[[ INFORMATION PROVIDED open ]]
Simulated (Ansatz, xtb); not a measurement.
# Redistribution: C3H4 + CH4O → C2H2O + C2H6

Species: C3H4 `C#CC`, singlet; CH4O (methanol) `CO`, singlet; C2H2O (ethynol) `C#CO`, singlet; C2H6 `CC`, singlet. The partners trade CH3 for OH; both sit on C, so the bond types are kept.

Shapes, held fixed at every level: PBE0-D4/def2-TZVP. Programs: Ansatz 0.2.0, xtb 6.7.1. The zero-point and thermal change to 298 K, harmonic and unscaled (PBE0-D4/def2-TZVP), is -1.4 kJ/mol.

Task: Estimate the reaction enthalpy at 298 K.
[[ INFORMATION PROVIDED closed ]]

ACTIVITY. Repeat back the listing above exactly, including every line.

EXERCISE RESPONSE.
Simulated (Ansatz, xtb); not a measurement.
# Redistribution: C3H4 + CH4O → C2H2O + C2H6

Species: C3H4 `C#CC`, singlet; CH4O (methanol) `CO`, singlet; C2H2O (ethynol) `C#CO`, singlet; C2H6 `CC`, singlet. The partners trade CH3 for OH; both sit on C, so the bond types are kept.

Shapes, held fixed at every level: PBE0-D4/def2-TZVP. Programs: Ansatz 0.2.0, xtb 6.7.1. The zero-point and thermal change to 298 K, harmonic and unscaled (PBE0-D4/def2-TZVP), is -1.4 kJ/mol.

Task: Estimate the reaction enthalpy at 298 K.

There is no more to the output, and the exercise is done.